Transcribe the data exactly, stopping after the "This isn't the" line.

____________

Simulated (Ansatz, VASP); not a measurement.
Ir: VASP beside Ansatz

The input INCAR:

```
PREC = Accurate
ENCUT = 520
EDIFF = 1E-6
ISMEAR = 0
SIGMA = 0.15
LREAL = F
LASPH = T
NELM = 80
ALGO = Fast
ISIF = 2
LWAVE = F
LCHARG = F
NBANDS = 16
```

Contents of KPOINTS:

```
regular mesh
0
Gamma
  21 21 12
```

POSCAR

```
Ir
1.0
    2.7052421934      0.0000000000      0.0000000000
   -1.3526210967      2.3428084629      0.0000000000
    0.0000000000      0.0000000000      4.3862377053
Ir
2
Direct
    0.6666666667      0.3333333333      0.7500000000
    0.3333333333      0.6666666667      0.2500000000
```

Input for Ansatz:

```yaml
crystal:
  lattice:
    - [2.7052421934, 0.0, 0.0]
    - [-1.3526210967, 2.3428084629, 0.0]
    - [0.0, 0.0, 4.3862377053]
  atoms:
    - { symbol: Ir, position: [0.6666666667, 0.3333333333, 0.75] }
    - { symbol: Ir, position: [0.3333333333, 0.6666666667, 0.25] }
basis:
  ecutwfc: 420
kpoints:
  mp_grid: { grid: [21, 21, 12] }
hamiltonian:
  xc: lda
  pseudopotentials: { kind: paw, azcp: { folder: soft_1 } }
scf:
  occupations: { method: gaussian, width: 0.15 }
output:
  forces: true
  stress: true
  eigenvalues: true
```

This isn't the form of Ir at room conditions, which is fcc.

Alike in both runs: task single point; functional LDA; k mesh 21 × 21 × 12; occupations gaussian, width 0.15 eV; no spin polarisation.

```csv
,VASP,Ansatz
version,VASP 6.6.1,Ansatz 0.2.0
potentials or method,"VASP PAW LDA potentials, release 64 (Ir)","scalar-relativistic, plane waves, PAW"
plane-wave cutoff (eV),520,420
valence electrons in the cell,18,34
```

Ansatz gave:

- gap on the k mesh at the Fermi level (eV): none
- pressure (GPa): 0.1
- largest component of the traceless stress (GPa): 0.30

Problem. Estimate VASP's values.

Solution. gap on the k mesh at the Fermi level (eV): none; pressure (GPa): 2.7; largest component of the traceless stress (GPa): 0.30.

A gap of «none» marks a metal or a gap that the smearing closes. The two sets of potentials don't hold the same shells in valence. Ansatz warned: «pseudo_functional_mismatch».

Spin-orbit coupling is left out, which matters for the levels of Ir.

____________

TASK OUTPUT:
Simulated (Ansatz, VASP); not a measurement.
Ir: VASP beside Ansatz

The input INCAR:

```
PREC = Accurate
ENCUT = 520
EDIFF = 1E-6
ISMEAR = 0
SIGMA = 0.15
LREAL = F
LASPH = T
NELM = 80
ALGO = Fast
ISIF = 2
LWAVE = F
LCHARG = F
NBANDS = 16
```

Contents of KPOINTS:

```
regular mesh
0
Gamma
  21 21 12
```

POSCAR

```
Ir
1.0
    2.7052421934      0.0000000000      0.0000000000
   -1.3526210967      2.3428084629      0.0000000000
    0.0000000000      0.0000000000      4.3862377053
Ir
2
Direct
    0.6666666667      0.3333333333      0.7500000000
    0.3333333333      0.6666666667      0.2500000000
```

Input for Ansatz:

```yaml
crystal:
  lattice:
    - [2.7052421934, 0.0, 0.0]
    - [-1.3526210967, 2.3428084629, 0.0]
    - [0.0, 0.0, 4.3862377053]
  atoms:
    - { symbol: Ir, position: [0.6666666667, 0.3333333333, 0.75] }
    - { symbol: Ir, position: [0.3333333333, 0.6666666667, 0.25] }
basis:
  ecutwfc: 420
kpoints:
  mp_grid: { grid: [21, 21, 12] }
hamiltonian:
  xc: lda
  pseudopotentials: { kind: paw, azcp: { folder: soft_1 } }
scf:
  occupations: { method: gaussian, width: 0.15 }
output:
  forces: true
  stress: true
  eigenvalues: true
```

This isn't the form of Ir at room conditions, which is fcc.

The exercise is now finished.